## Activity:
Return the records below character for character.

## Given entries:
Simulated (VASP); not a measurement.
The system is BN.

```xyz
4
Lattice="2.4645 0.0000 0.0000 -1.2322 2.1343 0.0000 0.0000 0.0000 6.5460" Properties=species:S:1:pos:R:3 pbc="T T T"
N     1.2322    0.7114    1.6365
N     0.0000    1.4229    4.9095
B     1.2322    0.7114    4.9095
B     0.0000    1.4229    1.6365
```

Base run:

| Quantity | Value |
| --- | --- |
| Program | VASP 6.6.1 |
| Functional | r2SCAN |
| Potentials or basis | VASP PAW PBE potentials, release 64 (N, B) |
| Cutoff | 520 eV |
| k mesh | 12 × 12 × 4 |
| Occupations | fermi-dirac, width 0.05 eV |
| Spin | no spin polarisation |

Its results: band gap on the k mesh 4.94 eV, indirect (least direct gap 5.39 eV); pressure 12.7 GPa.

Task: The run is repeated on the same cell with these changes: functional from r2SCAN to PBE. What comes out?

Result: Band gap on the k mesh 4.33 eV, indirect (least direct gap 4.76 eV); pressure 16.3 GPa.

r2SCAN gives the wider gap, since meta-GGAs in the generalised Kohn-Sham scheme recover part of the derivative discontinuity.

## Your response:
Simulated (VASP); not a measurement.
The system is BN.

```xyz
4
Lattice="2.4645 0.0000 0.0000 -1.2322 2.1343 0.0000 0.0000 0.0000 6.5460" Properties=species:S:1:pos:R:3 pbc="T T T"
N     1.2322    0.7114    1.6365
N     0.0000    1.4229    4.9095
B     1.2322    0.7114    4.9095
B     0.0000    1.4229    1.6365
```

Base run:

| Quantity | Value |
| --- | --- |
| Program | VASP 6.6.1 |
| Functional | r2SCAN |
| Potentials or basis | VASP PAW PBE potentials, release 64 (N, B) |
| Cutoff | 520 eV |
| k mesh | 12 × 12 × 4 |
| Occupations | fermi-dirac, width 0.05 eV |
| Spin | no spin polarisation |

Its results: band gap on the k mesh 4.94 eV, indirect (least direct gap 5.39 eV); pressure 12.7 GPa.

Task: The run is repeated on the same cell with these changes: functional from r2SCAN to PBE. What comes out?

Result: Band gap on the k mesh 4.33 eV, indirect (least direct gap 4.76 eV); pressure 16.3 GPa.

r2SCAN gives the wider gap, since meta-GGAs in the generalised Kohn-Sham scheme recover part of the derivative discontinuity.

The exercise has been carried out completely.